Entries supplied
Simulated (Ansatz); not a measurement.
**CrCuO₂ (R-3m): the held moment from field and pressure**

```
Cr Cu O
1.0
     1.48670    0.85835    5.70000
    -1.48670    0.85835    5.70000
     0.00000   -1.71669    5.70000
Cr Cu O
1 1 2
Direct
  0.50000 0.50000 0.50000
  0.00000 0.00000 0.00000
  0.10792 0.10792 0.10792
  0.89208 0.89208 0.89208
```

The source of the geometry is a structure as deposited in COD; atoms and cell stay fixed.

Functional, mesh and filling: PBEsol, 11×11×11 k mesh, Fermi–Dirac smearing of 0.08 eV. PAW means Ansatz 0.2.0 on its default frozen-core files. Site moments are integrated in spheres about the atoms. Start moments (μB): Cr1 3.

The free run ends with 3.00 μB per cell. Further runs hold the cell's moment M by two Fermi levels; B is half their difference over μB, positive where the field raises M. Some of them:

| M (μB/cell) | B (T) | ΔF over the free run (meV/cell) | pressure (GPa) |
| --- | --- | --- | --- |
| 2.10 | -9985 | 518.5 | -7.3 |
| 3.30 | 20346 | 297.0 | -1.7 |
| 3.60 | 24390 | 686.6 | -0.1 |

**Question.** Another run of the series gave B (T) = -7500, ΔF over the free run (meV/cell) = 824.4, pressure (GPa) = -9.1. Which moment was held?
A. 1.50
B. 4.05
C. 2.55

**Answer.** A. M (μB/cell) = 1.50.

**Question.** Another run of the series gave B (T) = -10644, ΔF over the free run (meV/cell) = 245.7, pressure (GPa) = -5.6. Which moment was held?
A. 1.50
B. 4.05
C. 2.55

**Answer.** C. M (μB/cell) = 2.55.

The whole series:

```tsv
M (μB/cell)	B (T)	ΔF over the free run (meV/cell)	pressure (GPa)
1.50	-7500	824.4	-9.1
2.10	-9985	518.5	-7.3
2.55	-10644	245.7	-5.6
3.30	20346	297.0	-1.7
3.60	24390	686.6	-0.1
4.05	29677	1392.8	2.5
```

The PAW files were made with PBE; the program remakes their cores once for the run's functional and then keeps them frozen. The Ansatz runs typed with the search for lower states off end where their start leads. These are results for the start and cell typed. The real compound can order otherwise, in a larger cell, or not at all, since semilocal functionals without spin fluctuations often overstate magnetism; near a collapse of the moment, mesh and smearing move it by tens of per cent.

Work order
Nothing beyond the lines from the start of the entries through the line with "Functional, mesh and" should appear. Repeat those lines exactly, both ends included.

Reply
Simulated (Ansatz); not a measurement.
**CrCuO₂ (R-3m): the held moment from field and pressure**

```
Cr Cu O
1.0
     1.48670    0.85835    5.70000
    -1.48670    0.85835    5.70000
     0.00000   -1.71669    5.70000
Cr Cu O
1 1 2
Direct
  0.50000 0.50000 0.50000
  0.00000 0.00000 0.00000
  0.10792 0.10792 0.10792
  0.89208 0.89208 0.89208
```

The source of the geometry is a structure as deposited in COD; atoms and cell stay fixed.

Functional, mesh and filling: PBEsol, 11×11×11 k mesh, Fermi–Dirac smearing of 0.08 eV. PAW means Ansatz 0.2.0 on its default frozen-core files. Site moments are integrated in spheres about the atoms. Start moments (μB): Cr1 3.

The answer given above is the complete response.